========================================================================

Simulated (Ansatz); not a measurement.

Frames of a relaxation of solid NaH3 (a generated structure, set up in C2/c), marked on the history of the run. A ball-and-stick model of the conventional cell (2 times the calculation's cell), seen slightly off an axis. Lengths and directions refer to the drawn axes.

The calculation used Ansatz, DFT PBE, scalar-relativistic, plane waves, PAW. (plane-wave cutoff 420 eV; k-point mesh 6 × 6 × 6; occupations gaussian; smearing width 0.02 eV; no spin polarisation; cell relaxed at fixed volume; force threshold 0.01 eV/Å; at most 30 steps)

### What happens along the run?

========================================================================

= Activity =
A word-for-word copy of the full listing is required.

= Problem solution =
Simulated (Ansatz); not a measurement.

Frames of a relaxation of solid NaH3 (a generated structure, set up in C2/c), marked on the history of the run. A ball-and-stick model of the conventional cell (2 times the calculation's cell), seen slightly off an axis. Lengths and directions refer to the drawn axes.

The calculation used Ansatz, DFT PBE, scalar-relativistic, plane waves, PAW. (plane-wave cutoff 420 eV; k-point mesh 6 × 6 × 6; occupations gaussian; smearing width 0.02 eV; no spin polarisation; cell relaxed at fixed volume; force threshold 0.01 eV/Å; at most 30 steps)

### What happens along the run?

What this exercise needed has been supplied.